┌─ Dataset entries
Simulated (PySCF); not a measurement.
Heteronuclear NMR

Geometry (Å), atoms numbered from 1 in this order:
└─

> [Work instruction]
The full listing above is to be copied exactly, line for line.

> [Exercise result]
Simulated (PySCF); not a measurement.
Heteronuclear NMR

Geometry (Å), atoms numbered from 1 in this order:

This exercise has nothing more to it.